Required action – Each line starting at the one that contains "What the job" and ending at the one that contains "Level: GIAO wB97X-D/pcSseg-2" must be returned exactly, and the rest of the listing is left out.

Information –
==*==

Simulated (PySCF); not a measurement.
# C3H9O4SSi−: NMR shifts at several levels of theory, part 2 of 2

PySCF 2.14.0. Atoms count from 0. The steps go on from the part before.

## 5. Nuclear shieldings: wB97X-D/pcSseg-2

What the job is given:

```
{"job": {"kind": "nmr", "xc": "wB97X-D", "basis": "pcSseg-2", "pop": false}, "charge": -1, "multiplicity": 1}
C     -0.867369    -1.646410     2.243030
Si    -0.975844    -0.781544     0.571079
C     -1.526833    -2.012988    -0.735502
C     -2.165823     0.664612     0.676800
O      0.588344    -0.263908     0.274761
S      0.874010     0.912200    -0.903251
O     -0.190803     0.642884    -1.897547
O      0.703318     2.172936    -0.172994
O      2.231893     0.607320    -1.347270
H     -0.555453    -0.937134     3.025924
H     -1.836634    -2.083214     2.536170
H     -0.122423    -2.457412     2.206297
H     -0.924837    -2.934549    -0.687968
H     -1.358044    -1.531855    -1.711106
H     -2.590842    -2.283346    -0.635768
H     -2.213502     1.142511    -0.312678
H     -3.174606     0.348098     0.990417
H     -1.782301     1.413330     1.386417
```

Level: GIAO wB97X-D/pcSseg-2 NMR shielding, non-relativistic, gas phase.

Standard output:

==*==

Written answer –
What the job is given:

```
{"job": {"kind": "nmr", "xc": "wB97X-D", "basis": "pcSseg-2", "pop": false}, "charge": -1, "multiplicity": 1}
C     -0.867369    -1.646410     2.243030
Si    -0.975844    -0.781544     0.571079
C     -1.526833    -2.012988    -0.735502
C     -2.165823     0.664612     0.676800
O      0.588344    -0.263908     0.274761
S      0.874010     0.912200    -0.903251
O     -0.190803     0.642884    -1.897547
O      0.703318     2.172936    -0.172994
O      2.231893     0.607320    -1.347270
H     -0.555453    -0.937134     3.025924
H     -1.836634    -2.083214     2.536170
H     -0.122423    -2.457412     2.206297
H     -0.924837    -2.934549    -0.687968
H     -1.358044    -1.531855    -1.711106
H     -2.590842    -2.283346    -0.635768
H     -2.213502     1.142511    -0.312678
H     -3.174606     0.348098     0.990417
H     -1.782301     1.413330     1.386417
```

Level: GIAO wB97X-D/pcSseg-2 NMR shielding, non-relativistic, gas phase.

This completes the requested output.